• Available data:
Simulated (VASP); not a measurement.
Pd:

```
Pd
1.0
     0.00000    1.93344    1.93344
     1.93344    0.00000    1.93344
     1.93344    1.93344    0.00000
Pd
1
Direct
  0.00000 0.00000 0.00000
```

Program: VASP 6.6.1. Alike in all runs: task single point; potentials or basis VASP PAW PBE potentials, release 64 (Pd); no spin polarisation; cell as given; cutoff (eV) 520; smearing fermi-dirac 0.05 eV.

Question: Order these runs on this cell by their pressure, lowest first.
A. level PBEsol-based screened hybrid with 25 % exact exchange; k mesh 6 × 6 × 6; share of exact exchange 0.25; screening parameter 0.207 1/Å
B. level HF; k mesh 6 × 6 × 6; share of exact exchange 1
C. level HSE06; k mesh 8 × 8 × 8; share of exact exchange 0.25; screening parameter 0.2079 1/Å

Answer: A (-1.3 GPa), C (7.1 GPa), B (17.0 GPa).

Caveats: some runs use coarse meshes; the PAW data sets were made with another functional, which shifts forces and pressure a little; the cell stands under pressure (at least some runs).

• Assigned task:
Copy out precisely the lines from the line with "Program: VASP 6.6.1." to the line with "Answer: A (-1.3" in the material above, including those two lines and omitting all the rest.

• Problem solution:
Program: VASP 6.6.1. Alike in all runs: task single point; potentials or basis VASP PAW PBE potentials, release 64 (Pd); no spin polarisation; cell as given; cutoff (eV) 520; smearing fermi-dirac 0.05 eV.

Question: Order these runs on this cell by their pressure, lowest first.
A. level PBEsol-based screened hybrid with 25 % exact exchange; k mesh 6 × 6 × 6; share of exact exchange 0.25; screening parameter 0.207 1/Å
B. level HF; k mesh 6 × 6 × 6; share of exact exchange 1
C. level HSE06; k mesh 8 × 8 × 8; share of exact exchange 0.25; screening parameter 0.2079 1/Å

Answer: A (-1.3 GPa), C (7.1 GPa), B (17.0 GPa).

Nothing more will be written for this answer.